- **DATA PROVIDED**:
▶

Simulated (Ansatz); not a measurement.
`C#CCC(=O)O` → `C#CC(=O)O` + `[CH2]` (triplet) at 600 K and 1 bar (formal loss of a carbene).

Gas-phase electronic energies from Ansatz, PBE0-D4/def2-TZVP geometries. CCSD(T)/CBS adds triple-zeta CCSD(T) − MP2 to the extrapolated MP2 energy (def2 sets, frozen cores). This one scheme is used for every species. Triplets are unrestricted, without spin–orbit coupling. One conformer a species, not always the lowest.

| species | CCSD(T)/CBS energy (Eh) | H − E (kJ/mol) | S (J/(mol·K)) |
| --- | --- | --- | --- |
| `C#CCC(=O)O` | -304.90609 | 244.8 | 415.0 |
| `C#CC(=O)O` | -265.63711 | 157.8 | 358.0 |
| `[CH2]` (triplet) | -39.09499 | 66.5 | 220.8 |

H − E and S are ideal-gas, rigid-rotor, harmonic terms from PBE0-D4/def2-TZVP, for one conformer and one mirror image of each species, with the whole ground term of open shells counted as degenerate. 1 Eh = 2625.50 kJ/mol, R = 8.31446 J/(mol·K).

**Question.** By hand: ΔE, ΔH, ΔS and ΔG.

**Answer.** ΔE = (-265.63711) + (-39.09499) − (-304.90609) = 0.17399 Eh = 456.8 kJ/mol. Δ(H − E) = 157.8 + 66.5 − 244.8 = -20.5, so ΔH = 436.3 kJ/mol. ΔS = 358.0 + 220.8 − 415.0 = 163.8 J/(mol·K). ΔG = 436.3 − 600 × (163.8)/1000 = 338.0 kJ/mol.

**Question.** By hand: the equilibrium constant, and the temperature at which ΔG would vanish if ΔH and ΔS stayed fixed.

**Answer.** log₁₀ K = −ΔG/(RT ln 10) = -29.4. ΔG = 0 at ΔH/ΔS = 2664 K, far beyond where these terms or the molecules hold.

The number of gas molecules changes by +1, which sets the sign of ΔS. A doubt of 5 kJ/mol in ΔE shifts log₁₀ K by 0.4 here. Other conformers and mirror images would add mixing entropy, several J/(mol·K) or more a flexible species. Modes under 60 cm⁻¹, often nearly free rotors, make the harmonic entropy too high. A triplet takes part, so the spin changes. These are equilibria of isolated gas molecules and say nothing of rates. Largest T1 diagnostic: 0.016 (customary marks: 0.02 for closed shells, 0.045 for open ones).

◀

- **ASSIGNMENT**: Reproduce exactly, and only, the part of the listing above that begins at the line with "H − E and S" and goes on through the line with "ΔH, ΔS and ΔG.".

- **RESPONSE**:
H − E and S are ideal-gas, rigid-rotor, harmonic terms from PBE0-D4/def2-TZVP, for one conformer and one mirror image of each species, with the whole ground term of open shells counted as degenerate. 1 Eh = 2625.50 kJ/mol, R = 8.31446 J/(mol·K).

**Question.** By hand: ΔE, ΔH, ΔS and ΔG.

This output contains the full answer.